(Activity):
Only the lines from the start of the data through the one containing "Ansatz 0.2.0 |" belong in your answer; return them exactly.

(Data provided):
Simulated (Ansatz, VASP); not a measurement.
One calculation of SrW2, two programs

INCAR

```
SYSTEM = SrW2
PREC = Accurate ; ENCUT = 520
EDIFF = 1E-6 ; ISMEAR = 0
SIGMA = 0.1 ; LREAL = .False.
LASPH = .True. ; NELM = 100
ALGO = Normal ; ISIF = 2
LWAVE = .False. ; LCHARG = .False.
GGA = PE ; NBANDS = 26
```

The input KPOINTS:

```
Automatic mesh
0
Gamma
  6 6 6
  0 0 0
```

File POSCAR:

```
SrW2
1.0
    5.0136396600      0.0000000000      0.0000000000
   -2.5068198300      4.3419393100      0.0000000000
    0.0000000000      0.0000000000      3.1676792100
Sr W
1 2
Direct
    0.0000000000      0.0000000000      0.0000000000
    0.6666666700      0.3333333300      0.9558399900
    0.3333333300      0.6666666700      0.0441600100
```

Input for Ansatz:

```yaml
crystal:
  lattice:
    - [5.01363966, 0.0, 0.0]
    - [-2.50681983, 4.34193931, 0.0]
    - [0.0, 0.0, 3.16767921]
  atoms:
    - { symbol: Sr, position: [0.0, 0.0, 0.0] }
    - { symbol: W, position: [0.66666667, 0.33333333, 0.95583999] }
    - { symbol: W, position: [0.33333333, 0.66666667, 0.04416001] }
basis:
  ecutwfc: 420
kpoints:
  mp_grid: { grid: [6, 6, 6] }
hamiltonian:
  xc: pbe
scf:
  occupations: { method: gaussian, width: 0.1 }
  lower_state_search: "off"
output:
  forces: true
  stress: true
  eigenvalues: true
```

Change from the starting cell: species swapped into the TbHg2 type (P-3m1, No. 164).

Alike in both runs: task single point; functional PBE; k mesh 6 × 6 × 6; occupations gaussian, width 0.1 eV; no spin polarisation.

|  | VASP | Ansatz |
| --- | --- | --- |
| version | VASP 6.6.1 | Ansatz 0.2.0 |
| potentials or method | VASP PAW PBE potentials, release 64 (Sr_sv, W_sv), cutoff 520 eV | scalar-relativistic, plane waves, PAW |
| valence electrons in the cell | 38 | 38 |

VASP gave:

(Written answer):
Simulated (Ansatz, VASP); not a measurement.
One calculation of SrW2, two programs

INCAR

```
SYSTEM = SrW2
PREC = Accurate ; ENCUT = 520
EDIFF = 1E-6 ; ISMEAR = 0
SIGMA = 0.1 ; LREAL = .False.
LASPH = .True. ; NELM = 100
ALGO = Normal ; ISIF = 2
LWAVE = .False. ; LCHARG = .False.
GGA = PE ; NBANDS = 26
```

The input KPOINTS:

```
Automatic mesh
0
Gamma
  6 6 6
  0 0 0
```

File POSCAR:

```
SrW2
1.0
    5.0136396600      0.0000000000      0.0000000000
   -2.5068198300      4.3419393100      0.0000000000
    0.0000000000      0.0000000000      3.1676792100
Sr W
1 2
Direct
    0.0000000000      0.0000000000      0.0000000000
    0.6666666700      0.3333333300      0.9558399900
    0.3333333300      0.6666666700      0.0441600100
```

Input for Ansatz:

```yaml
crystal:
  lattice:
    - [5.01363966, 0.0, 0.0]
    - [-2.50681983, 4.34193931, 0.0]
    - [0.0, 0.0, 3.16767921]
  atoms:
    - { symbol: Sr, position: [0.0, 0.0, 0.0] }
    - { symbol: W, position: [0.66666667, 0.33333333, 0.95583999] }
    - { symbol: W, position: [0.33333333, 0.66666667, 0.04416001] }
basis:
  ecutwfc: 420
kpoints:
  mp_grid: { grid: [6, 6, 6] }
hamiltonian:
  xc: pbe
scf:
  occupations: { method: gaussian, width: 0.1 }
  lower_state_search: "off"
output:
  forces: true
  stress: true
  eigenvalues: true
```

Change from the starting cell: species swapped into the TbHg2 type (P-3m1, No. 164).

Alike in both runs: task single point; functional PBE; k mesh 6 × 6 × 6; occupations gaussian, width 0.1 eV; no spin polarisation.

|  | VASP | Ansatz |
| --- | --- | --- |
| version | VASP 6.6.1 | Ansatz 0.2.0 |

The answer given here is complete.